> _REQUIRED ACTION_
From the first line onward, reproduce the records exactly; the final line to include is the one holding "Potentials or basis: VASP".

-- Opening Marker --

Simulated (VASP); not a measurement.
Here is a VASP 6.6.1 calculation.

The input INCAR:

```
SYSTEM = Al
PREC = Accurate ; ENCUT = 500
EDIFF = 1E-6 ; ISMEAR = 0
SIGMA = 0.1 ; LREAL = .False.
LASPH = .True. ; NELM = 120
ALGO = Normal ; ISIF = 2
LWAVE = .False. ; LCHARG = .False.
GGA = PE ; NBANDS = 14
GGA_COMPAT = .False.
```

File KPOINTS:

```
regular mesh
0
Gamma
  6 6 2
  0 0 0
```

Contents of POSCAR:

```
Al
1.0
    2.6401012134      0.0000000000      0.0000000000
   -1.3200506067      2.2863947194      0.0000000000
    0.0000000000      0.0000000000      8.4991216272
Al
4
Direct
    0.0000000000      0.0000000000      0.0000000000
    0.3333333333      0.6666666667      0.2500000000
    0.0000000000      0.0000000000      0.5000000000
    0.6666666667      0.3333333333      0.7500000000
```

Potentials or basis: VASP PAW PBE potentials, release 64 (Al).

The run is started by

-- Closing Marker --

> _TASK RESULT_
Simulated (VASP); not a measurement.
Here is a VASP 6.6.1 calculation.

The input INCAR:

```
SYSTEM = Al
PREC = Accurate ; ENCUT = 500
EDIFF = 1E-6 ; ISMEAR = 0
SIGMA = 0.1 ; LREAL = .False.
LASPH = .True. ; NELM = 120
ALGO = Normal ; ISIF = 2
LWAVE = .False. ; LCHARG = .False.
GGA = PE ; NBANDS = 14
GGA_COMPAT = .False.
```

File KPOINTS:

```
regular mesh
0
Gamma
  6 6 2
  0 0 0
```

Contents of POSCAR:

```
Al
1.0
    2.6401012134      0.0000000000      0.0000000000
   -1.3200506067      2.2863947194      0.0000000000
    0.0000000000      0.0000000000      8.4991216272
Al
4
Direct
    0.0000000000      0.0000000000      0.0000000000
    0.3333333333      0.6666666667      0.2500000000
    0.0000000000      0.0000000000      0.5000000000
    0.6666666667      0.3333333333      0.7500000000
```

Potentials or basis: VASP PAW PBE potentials, release 64 (Al).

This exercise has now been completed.